**Data extracts:**
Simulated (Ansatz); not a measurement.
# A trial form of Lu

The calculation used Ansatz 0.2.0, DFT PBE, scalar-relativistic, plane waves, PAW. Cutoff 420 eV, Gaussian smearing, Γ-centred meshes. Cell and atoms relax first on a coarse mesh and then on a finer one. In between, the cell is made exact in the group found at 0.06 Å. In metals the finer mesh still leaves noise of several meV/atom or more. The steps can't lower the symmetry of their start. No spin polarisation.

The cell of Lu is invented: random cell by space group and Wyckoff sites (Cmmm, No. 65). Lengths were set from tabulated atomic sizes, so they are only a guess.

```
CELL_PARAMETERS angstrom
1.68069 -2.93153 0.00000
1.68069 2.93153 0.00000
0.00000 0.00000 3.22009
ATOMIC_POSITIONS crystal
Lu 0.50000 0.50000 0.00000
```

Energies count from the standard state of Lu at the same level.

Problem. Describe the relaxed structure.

**Assigned task:** The range runs from the line with "# A trial form of Lu" up to and including the line with "Energies count from" in the listing above; please write out exactly those lines and nothing more.

**Answer section:**
# A trial form of Lu

The calculation used Ansatz 0.2.0, DFT PBE, scalar-relativistic, plane waves, PAW. Cutoff 420 eV, Gaussian smearing, Γ-centred meshes. Cell and atoms relax first on a coarse mesh and then on a finer one. In between, the cell is made exact in the group found at 0.06 Å. In metals the finer mesh still leaves noise of several meV/atom or more. The steps can't lower the symmetry of their start. No spin polarisation.

The cell of Lu is invented: random cell by space group and Wyckoff sites (Cmmm, No. 65). Lengths were set from tabulated atomic sizes, so they are only a guess.

```
CELL_PARAMETERS angstrom
1.68069 -2.93153 0.00000
1.68069 2.93153 0.00000
0.00000 0.00000 3.22009
ATOMIC_POSITIONS crystal
Lu 0.50000 0.50000 0.00000
```

Energies count from the standard state of Lu at the same level.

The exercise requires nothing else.